.....

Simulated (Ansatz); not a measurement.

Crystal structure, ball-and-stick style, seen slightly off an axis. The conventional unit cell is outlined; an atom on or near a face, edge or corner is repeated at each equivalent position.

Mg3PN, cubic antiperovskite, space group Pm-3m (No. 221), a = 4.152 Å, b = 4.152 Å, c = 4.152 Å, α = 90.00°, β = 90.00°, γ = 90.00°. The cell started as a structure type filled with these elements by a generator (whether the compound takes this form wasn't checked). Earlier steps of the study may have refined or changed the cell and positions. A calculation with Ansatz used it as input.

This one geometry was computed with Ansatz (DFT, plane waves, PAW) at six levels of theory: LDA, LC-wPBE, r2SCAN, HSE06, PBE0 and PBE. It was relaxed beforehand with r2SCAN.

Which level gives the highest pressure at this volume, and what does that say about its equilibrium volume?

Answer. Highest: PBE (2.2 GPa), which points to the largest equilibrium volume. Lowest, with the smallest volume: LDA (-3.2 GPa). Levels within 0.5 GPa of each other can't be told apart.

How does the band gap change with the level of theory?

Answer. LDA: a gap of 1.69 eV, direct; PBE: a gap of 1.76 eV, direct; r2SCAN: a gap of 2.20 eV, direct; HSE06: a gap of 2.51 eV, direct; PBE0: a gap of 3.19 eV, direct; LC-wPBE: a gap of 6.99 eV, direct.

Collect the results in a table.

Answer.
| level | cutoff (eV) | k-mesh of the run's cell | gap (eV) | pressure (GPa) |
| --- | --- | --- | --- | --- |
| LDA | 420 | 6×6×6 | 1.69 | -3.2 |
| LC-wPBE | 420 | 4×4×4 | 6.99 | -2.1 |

.....

__Brief__: Write the listing out once more, keeping each word as it is.

__Your response__:
Simulated (Ansatz); not a measurement.

Crystal structure, ball-and-stick style, seen slightly off an axis. The conventional unit cell is outlined; an atom on or near a face, edge or corner is repeated at each equivalent position.

Mg3PN, cubic antiperovskite, space group Pm-3m (No. 221), a = 4.152 Å, b = 4.152 Å, c = 4.152 Å, α = 90.00°, β = 90.00°, γ = 90.00°. The cell started as a structure type filled with these elements by a generator (whether the compound takes this form wasn't checked). Earlier steps of the study may have refined or changed the cell and positions. A calculation with Ansatz used it as input.

This one geometry was computed with Ansatz (DFT, plane waves, PAW) at six levels of theory: LDA, LC-wPBE, r2SCAN, HSE06, PBE0 and PBE. It was relaxed beforehand with r2SCAN.

Which level gives the highest pressure at this volume, and what does that say about its equilibrium volume?

Answer. Highest: PBE (2.2 GPa), which points to the largest equilibrium volume. Lowest, with the smallest volume: LDA (-3.2 GPa). Levels within 0.5 GPa of each other can't be told apart.

How does the band gap change with the level of theory?

Answer. LDA: a gap of 1.69 eV, direct; PBE: a gap of 1.76 eV, direct; r2SCAN: a gap of 2.20 eV, direct; HSE06: a gap of 2.51 eV, direct; PBE0: a gap of 3.19 eV, direct; LC-wPBE: a gap of 6.99 eV, direct.

Collect the results in a table.

Answer.
| level | cutoff (eV) | k-mesh of the run's cell | gap (eV) | pressure (GPa) |
| --- | --- | --- | --- | --- |
| LDA | 420 | 6×6×6 | 1.69 | -3.2 |
| LC-wPBE | 420 | 4×4×4 | 6.99 | -2.1 |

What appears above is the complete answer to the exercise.